==============================

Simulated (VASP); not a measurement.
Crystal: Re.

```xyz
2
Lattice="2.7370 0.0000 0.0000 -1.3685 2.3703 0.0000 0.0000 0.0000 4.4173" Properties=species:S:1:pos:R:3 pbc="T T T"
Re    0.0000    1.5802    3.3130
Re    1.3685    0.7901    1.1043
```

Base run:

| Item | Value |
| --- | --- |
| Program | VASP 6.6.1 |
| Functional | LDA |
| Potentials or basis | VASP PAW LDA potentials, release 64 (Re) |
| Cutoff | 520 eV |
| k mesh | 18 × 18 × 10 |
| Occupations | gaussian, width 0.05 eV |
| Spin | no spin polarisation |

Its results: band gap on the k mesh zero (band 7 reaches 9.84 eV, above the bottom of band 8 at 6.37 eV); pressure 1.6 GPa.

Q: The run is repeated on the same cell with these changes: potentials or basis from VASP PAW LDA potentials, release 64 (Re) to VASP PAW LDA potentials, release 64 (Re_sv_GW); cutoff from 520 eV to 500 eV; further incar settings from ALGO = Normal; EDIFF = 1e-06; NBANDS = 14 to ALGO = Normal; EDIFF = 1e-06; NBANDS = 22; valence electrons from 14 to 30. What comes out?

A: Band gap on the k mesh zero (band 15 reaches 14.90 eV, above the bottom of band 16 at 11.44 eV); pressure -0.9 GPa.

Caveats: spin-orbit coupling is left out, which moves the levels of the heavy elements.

==============================

» Work item
Everything from the first line of the records through the line holding "A: Band gap" is to be transcribed exactly; leave out all other lines.

» Problem solution
Simulated (VASP); not a measurement.
Crystal: Re.

```xyz
2
Lattice="2.7370 0.0000 0.0000 -1.3685 2.3703 0.0000 0.0000 0.0000 4.4173" Properties=species:S:1:pos:R:3 pbc="T T T"
Re    0.0000    1.5802    3.3130
Re    1.3685    0.7901    1.1043
```

Base run:

| Item | Value |
| --- | --- |
| Program | VASP 6.6.1 |
| Functional | LDA |
| Potentials or basis | VASP PAW LDA potentials, release 64 (Re) |
| Cutoff | 520 eV |
| k mesh | 18 × 18 × 10 |
| Occupations | gaussian, width 0.05 eV |
| Spin | no spin polarisation |

Its results: band gap on the k mesh zero (band 7 reaches 9.84 eV, above the bottom of band 8 at 6.37 eV); pressure 1.6 GPa.

Q: The run is repeated on the same cell with these changes: potentials or basis from VASP PAW LDA potentials, release 64 (Re) to VASP PAW LDA potentials, release 64 (Re_sv_GW); cutoff from 520 eV to 500 eV; further incar settings from ALGO = Normal; EDIFF = 1e-06; NBANDS = 14 to ALGO = Normal; EDIFF = 1e-06; NBANDS = 22; valence electrons from 14 to 30. What comes out?

A: Band gap on the k mesh zero (band 15 reaches 14.90 eV, above the bottom of band 16 at 11.44 eV); pressure -0.9 GPa.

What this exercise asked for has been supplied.